> WORK TASK
Each of the records that follow needs an exact reproduction.

> STORED DATA
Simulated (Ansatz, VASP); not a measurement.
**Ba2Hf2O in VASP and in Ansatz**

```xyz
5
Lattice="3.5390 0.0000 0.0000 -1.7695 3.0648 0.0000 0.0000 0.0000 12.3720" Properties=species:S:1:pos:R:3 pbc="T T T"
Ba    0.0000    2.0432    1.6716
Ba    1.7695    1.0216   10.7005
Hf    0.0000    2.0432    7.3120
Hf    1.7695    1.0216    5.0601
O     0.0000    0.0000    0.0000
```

> WRITTEN RESPONSE
Simulated (Ansatz, VASP); not a measurement.
**Ba2Hf2O in VASP and in Ansatz**

```xyz
5
Lattice="3.5390 0.0000 0.0000 -1.7695 3.0648 0.0000 0.0000 0.0000 12.3720" Properties=species:S:1:pos:R:3 pbc="T T T"
Ba    0.0000    2.0432    1.6716
Ba    1.7695    1.0216   10.7005
Hf    0.0000    2.0432    7.3120
Hf    1.7695    1.0216    5.0601
O     0.0000    0.0000    0.0000
```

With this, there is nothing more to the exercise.